• _ASSIGNED TASK_
Output all of the listing, leaving every line exactly as written.

• _SOURCE INFORMATION_
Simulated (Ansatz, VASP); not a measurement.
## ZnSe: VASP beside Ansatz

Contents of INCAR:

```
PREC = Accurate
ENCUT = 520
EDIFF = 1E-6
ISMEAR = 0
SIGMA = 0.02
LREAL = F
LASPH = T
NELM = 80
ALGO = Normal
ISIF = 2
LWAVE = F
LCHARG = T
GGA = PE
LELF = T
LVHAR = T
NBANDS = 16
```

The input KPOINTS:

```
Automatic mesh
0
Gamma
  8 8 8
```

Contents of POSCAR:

• _YOUR RESPONSE_
Simulated (Ansatz, VASP); not a measurement.
## ZnSe: VASP beside Ansatz

Contents of INCAR:

```
PREC = Accurate
ENCUT = 520
EDIFF = 1E-6
ISMEAR = 0
SIGMA = 0.02
LREAL = F
LASPH = T
NELM = 80
ALGO = Normal
ISIF = 2
LWAVE = F
LCHARG = T
GGA = PE
LELF = T
LVHAR = T
NBANDS = 16
```

The input KPOINTS:

```
Automatic mesh
0
Gamma
  8 8 8
```

Contents of POSCAR:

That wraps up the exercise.